## Work instruction
The line with "at several levels**", the line with "## Step 1: Starting point", and all lines between them in the material below: return these exactly, and no others.

## Data listing
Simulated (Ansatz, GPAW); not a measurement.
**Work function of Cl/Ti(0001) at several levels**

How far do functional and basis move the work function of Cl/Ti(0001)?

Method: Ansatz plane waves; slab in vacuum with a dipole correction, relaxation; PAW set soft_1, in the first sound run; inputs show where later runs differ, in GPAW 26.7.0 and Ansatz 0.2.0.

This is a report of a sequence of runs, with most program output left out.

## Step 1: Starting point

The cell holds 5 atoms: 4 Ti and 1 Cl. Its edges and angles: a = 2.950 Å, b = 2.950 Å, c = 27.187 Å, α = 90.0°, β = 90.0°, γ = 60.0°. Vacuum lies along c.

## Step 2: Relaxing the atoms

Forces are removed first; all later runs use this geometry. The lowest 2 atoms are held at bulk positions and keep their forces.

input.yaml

## Exercise output
**Work function of Cl/Ti(0001) at several levels**

How far do functional and basis move the work function of Cl/Ti(0001)?

Method: Ansatz plane waves; slab in vacuum with a dipole correction, relaxation; PAW set soft_1, in the first sound run; inputs show where later runs differ, in GPAW 26.7.0 and Ansatz 0.2.0.

This is a report of a sequence of runs, with most program output left out.

## Step 1: Starting point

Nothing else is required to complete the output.